Data
↓
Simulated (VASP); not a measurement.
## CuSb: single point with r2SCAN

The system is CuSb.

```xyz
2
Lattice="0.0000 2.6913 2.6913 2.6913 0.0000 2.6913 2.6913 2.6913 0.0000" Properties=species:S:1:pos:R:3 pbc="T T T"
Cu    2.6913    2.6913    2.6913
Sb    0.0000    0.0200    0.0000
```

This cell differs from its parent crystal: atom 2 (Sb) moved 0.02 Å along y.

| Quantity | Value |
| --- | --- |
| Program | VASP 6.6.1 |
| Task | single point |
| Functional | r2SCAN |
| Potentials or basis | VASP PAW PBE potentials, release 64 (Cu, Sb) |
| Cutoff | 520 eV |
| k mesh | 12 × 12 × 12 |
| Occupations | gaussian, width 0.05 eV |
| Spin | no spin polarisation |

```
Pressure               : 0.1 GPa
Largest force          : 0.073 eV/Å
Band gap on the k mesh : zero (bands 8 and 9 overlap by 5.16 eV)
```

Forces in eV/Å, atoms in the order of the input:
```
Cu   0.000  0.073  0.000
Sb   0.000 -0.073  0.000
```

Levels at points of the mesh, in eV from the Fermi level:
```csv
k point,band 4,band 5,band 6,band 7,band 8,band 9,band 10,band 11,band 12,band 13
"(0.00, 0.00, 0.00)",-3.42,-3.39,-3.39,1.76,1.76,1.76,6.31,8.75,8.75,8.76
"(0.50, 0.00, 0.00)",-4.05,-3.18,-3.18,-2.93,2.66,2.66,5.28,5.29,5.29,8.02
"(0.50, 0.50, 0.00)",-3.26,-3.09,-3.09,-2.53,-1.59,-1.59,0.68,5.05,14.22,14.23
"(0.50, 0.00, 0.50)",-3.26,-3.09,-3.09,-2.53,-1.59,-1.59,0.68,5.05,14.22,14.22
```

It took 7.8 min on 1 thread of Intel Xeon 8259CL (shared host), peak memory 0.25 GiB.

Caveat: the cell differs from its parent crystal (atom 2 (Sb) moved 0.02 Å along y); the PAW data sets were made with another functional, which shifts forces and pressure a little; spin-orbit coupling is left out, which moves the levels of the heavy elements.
↑

Assigned task
Look above for the line containing "width 0.05 eV |" and the line containing "It took 7.8". Transcribe both, with the lines between them, exactly.

Expected answer
| Occupations | gaussian, width 0.05 eV |
| Spin | no spin polarisation |

```
Pressure               : 0.1 GPa
Largest force          : 0.073 eV/Å
Band gap on the k mesh : zero (bands 8 and 9 overlap by 5.16 eV)
```

Forces in eV/Å, atoms in the order of the input:
```
Cu   0.000  0.073  0.000
Sb   0.000 -0.073  0.000
```

Levels at points of the mesh, in eV from the Fermi level:
```csv
k point,band 4,band 5,band 6,band 7,band 8,band 9,band 10,band 11,band 12,band 13
"(0.00, 0.00, 0.00)",-3.42,-3.39,-3.39,1.76,1.76,1.76,6.31,8.75,8.75,8.76
"(0.50, 0.00, 0.00)",-4.05,-3.18,-3.18,-2.93,2.66,2.66,5.28,5.29,5.29,8.02
"(0.50, 0.50, 0.00)",-3.26,-3.09,-3.09,-2.53,-1.59,-1.59,0.68,5.05,14.22,14.23
"(0.50, 0.00, 0.50)",-3.26,-3.09,-3.09,-2.53,-1.59,-1.59,0.68,5.05,14.22,14.22
```

It took 7.8 min on 1 thread of Intel Xeon 8259CL (shared host), peak memory 0.25 GiB.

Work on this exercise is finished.